- EXTRACTED DATA:
+-------+
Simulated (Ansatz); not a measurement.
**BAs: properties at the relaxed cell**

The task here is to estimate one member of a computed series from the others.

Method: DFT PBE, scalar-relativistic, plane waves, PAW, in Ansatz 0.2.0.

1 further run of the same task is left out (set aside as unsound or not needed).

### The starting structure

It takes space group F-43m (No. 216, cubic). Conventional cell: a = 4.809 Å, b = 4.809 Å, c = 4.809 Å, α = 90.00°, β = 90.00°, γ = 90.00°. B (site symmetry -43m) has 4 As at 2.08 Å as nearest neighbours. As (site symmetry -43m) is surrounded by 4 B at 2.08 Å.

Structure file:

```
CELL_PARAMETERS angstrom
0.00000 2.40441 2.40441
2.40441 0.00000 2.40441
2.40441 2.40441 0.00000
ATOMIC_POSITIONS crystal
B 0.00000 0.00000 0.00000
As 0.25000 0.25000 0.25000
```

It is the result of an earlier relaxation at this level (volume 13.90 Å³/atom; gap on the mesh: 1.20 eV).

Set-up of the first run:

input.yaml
+-------+

- REQUIREMENT:
When copying the data above, please keep exactly the lines from its first line through the line with "Set-up of the", both ends included, and drop the rest.

- RESPONSE AREA:
Simulated (Ansatz); not a measurement.
**BAs: properties at the relaxed cell**

The task here is to estimate one member of a computed series from the others.

Method: DFT PBE, scalar-relativistic, plane waves, PAW, in Ansatz 0.2.0.

1 further run of the same task is left out (set aside as unsound or not needed).

### The starting structure

It takes space group F-43m (No. 216, cubic). Conventional cell: a = 4.809 Å, b = 4.809 Å, c = 4.809 Å, α = 90.00°, β = 90.00°, γ = 90.00°. B (site symmetry -43m) has 4 As at 2.08 Å as nearest neighbours. As (site symmetry -43m) is surrounded by 4 B at 2.08 Å.

Structure file:

```
CELL_PARAMETERS angstrom
0.00000 2.40441 2.40441
2.40441 0.00000 2.40441
2.40441 2.40441 0.00000
ATOMIC_POSITIONS crystal
B 0.00000 0.00000 0.00000
As 0.25000 0.25000 0.25000
```

It is the result of an earlier relaxation at this level (volume 13.90 Å³/atom; gap on the mesh: 1.20 eV).

Set-up of the first run:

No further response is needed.